**** Exercise data ****
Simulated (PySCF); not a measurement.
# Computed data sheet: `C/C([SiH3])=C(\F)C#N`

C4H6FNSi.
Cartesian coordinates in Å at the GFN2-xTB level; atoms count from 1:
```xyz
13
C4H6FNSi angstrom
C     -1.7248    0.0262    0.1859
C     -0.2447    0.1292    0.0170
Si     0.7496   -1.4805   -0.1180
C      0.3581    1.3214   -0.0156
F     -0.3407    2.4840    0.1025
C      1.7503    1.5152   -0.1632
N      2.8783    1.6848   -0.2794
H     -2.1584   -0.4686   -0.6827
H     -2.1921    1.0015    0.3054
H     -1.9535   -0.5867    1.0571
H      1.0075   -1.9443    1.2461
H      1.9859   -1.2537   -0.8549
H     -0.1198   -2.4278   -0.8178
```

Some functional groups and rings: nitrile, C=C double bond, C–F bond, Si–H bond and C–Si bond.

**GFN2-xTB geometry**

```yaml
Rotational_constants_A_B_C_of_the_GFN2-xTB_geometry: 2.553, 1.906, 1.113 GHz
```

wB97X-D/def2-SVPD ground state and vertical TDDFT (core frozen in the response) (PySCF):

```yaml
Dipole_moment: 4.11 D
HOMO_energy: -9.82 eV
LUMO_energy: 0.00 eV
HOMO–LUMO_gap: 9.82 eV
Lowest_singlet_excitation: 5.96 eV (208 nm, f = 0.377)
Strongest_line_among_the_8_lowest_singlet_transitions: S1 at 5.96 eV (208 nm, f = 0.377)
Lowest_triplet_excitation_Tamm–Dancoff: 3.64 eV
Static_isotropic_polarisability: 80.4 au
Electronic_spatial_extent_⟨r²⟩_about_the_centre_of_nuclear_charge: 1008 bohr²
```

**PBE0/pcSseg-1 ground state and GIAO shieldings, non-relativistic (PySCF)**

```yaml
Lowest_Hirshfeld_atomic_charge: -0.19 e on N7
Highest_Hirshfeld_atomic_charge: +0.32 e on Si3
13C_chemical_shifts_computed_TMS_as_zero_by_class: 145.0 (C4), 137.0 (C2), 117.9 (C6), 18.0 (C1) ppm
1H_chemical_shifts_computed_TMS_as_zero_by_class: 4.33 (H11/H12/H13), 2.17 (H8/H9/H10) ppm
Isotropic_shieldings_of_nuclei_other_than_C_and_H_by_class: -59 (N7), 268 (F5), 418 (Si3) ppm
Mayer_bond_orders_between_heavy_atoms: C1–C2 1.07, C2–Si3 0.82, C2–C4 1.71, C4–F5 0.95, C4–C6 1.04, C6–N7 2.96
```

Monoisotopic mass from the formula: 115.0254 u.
****

Copy the lines above exactly, from the very first through the one containing "wB97X-D/def2-SVPD ground state", and include no other line.

§ **Written reply**
Simulated (PySCF); not a measurement.
# Computed data sheet: `C/C([SiH3])=C(\F)C#N`

C4H6FNSi.
Cartesian coordinates in Å at the GFN2-xTB level; atoms count from 1:
```xyz
13
C4H6FNSi angstrom
C     -1.7248    0.0262    0.1859
C     -0.2447    0.1292    0.0170
Si     0.7496   -1.4805   -0.1180
C      0.3581    1.3214   -0.0156
F     -0.3407    2.4840    0.1025
C      1.7503    1.5152   -0.1632
N      2.8783    1.6848   -0.2794
H     -2.1584   -0.4686   -0.6827
H     -2.1921    1.0015    0.3054
H     -1.9535   -0.5867    1.0571
H      1.0075   -1.9443    1.2461
H      1.9859   -1.2537   -0.8549
H     -0.1198   -2.4278   -0.8178
```

Some functional groups and rings: nitrile, C=C double bond, C–F bond, Si–H bond and C–Si bond.

**GFN2-xTB geometry**

```yaml
Rotational_constants_A_B_C_of_the_GFN2-xTB_geometry: 2.553, 1.906, 1.113 GHz
```

wB97X-D/def2-SVPD ground state and vertical TDDFT (core frozen in the response) (PySCF):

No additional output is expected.